Data under study →
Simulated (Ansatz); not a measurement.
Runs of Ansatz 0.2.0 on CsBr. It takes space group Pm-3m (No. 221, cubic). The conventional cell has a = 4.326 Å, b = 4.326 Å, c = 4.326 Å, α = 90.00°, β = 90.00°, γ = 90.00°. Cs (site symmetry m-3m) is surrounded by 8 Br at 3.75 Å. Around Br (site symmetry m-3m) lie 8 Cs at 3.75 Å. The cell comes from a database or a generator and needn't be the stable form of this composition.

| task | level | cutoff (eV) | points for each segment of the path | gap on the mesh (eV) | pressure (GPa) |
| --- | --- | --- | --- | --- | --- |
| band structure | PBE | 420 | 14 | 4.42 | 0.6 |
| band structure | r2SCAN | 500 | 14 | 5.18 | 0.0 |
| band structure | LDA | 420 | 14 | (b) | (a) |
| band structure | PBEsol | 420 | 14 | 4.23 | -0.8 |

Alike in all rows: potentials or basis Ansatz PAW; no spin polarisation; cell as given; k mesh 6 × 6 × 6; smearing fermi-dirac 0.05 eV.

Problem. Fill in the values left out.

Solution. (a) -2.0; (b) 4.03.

Activity → Lines after the one containing "Problem. Fill in the values left out." are not part of the task. Output the entries exactly from their first line through that one.

Response area →
Simulated (Ansatz); not a measurement.
Runs of Ansatz 0.2.0 on CsBr. It takes space group Pm-3m (No. 221, cubic). The conventional cell has a = 4.326 Å, b = 4.326 Å, c = 4.326 Å, α = 90.00°, β = 90.00°, γ = 90.00°. Cs (site symmetry m-3m) is surrounded by 8 Br at 3.75 Å. Around Br (site symmetry m-3m) lie 8 Cs at 3.75 Å. The cell comes from a database or a generator and needn't be the stable form of this composition.

| task | level | cutoff (eV) | points for each segment of the path | gap on the mesh (eV) | pressure (GPa) |
| --- | --- | --- | --- | --- | --- |
| band structure | PBE | 420 | 14 | 4.42 | 0.6 |
| band structure | r2SCAN | 500 | 14 | 5.18 | 0.0 |
| band structure | LDA | 420 | 14 | (b) | (a) |
| band structure | PBEsol | 420 | 14 | 4.23 | -0.8 |

Alike in all rows: potentials or basis Ansatz PAW; no spin polarisation; cell as given; k mesh 6 × 6 × 6; smearing fermi-dirac 0.05 eV.

Problem. Fill in the values left out.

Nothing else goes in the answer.